▶ [TASK ITEM]
Only the lines from the top of the data through the line with "Going from 0.1" should be repeated, each exactly as written.

◇ ◇ ◇ ◇ ◇ ◇ ◇

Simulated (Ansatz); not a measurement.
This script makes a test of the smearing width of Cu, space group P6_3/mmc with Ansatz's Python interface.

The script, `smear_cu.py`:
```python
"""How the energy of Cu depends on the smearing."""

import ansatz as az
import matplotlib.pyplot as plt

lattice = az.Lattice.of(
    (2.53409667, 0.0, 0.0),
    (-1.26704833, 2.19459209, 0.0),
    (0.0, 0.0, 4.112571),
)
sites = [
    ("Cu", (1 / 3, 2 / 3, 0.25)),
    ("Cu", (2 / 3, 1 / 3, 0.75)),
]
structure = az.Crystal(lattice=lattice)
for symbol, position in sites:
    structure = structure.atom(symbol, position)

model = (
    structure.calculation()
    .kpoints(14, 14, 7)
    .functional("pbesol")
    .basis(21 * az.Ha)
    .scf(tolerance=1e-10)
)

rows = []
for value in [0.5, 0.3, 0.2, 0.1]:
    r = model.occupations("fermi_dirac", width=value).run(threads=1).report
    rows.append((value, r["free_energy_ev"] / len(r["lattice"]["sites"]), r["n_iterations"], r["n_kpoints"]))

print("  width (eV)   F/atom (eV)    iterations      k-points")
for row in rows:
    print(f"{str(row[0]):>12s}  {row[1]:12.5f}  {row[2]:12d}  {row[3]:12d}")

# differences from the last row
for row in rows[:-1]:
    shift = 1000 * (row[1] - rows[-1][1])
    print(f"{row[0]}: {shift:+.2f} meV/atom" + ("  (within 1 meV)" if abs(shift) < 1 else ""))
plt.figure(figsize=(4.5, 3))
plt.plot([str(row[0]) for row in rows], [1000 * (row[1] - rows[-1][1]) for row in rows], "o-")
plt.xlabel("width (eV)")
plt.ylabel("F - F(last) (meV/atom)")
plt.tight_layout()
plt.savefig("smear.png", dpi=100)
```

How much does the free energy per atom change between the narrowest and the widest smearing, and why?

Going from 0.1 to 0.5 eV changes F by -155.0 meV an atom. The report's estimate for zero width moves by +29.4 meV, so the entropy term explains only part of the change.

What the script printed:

◇ ◇ ◇ ◇ ◇ ◇ ◇

▶ [ANSWER BOX]
Simulated (Ansatz); not a measurement.
This script makes a test of the smearing width of Cu, space group P6_3/mmc with Ansatz's Python interface.

The script, `smear_cu.py`:
```python
"""How the energy of Cu depends on the smearing."""

import ansatz as az
import matplotlib.pyplot as plt

lattice = az.Lattice.of(
    (2.53409667, 0.0, 0.0),
    (-1.26704833, 2.19459209, 0.0),
    (0.0, 0.0, 4.112571),
)
sites = [
    ("Cu", (1 / 3, 2 / 3, 0.25)),
    ("Cu", (2 / 3, 1 / 3, 0.75)),
]
structure = az.Crystal(lattice=lattice)
for symbol, position in sites:
    structure = structure.atom(symbol, position)

model = (
    structure.calculation()
    .kpoints(14, 14, 7)
    .functional("pbesol")
    .basis(21 * az.Ha)
    .scf(tolerance=1e-10)
)

rows = []
for value in [0.5, 0.3, 0.2, 0.1]:
    r = model.occupations("fermi_dirac", width=value).run(threads=1).report
    rows.append((value, r["free_energy_ev"] / len(r["lattice"]["sites"]), r["n_iterations"], r["n_kpoints"]))

print("  width (eV)   F/atom (eV)    iterations      k-points")
for row in rows:
    print(f"{str(row[0]):>12s}  {row[1]:12.5f}  {row[2]:12d}  {row[3]:12d}")

# differences from the last row
for row in rows[:-1]:
    shift = 1000 * (row[1] - rows[-1][1])
    print(f"{row[0]}: {shift:+.2f} meV/atom" + ("  (within 1 meV)" if abs(shift) < 1 else ""))
plt.figure(figsize=(4.5, 3))
plt.plot([str(row[0]) for row in rows], [1000 * (row[1] - rows[-1][1]) for row in rows], "o-")
plt.xlabel("width (eV)")
plt.ylabel("F - F(last) (meV/atom)")
plt.tight_layout()
plt.savefig("smear.png", dpi=100)
```

How much does the free energy per atom change between the narrowest and the widest smearing, and why?

Going from 0.1 to 0.5 eV changes F by -155.0 meV an atom. The report's estimate for zero width moves by +29.4 meV, so the entropy term explains only part of the change.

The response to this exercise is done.